(Beginning of INFORMATION PROVIDED)
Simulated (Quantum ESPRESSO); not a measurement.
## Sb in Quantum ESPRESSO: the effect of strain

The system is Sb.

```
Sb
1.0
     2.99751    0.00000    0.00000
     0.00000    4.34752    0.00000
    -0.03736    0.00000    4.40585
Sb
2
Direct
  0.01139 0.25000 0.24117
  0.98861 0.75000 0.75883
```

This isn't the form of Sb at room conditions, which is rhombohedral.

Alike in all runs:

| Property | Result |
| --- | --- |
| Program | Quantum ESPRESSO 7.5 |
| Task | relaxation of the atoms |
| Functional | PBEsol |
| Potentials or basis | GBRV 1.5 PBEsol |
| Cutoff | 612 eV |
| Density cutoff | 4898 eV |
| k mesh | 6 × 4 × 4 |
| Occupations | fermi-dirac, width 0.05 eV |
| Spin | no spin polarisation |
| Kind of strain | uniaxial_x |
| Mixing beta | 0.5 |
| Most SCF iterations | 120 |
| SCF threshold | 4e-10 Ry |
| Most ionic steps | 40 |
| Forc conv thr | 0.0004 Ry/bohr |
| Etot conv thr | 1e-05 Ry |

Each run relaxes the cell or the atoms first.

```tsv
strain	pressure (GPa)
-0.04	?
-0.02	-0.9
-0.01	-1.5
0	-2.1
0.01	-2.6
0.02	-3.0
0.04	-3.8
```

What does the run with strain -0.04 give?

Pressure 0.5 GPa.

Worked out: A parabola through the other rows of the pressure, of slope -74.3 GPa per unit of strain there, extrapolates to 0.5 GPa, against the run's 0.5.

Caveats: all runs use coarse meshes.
(End of INFORMATION PROVIDED)

ASSIGNED TASK: Beginning at the line with "What does the run with strain -0.04 give?" and ending at the line with "Worked out: A", reproduce each line of the data above exactly, and add no other lines.

ANSWER SPACE:
What does the run with strain -0.04 give?

Pressure 0.5 GPa.

Worked out: A parabola through the other rows of the pressure, of slope -74.3 GPa per unit of strain there, extrapolates to 0.5 GPa, against the run's 0.5.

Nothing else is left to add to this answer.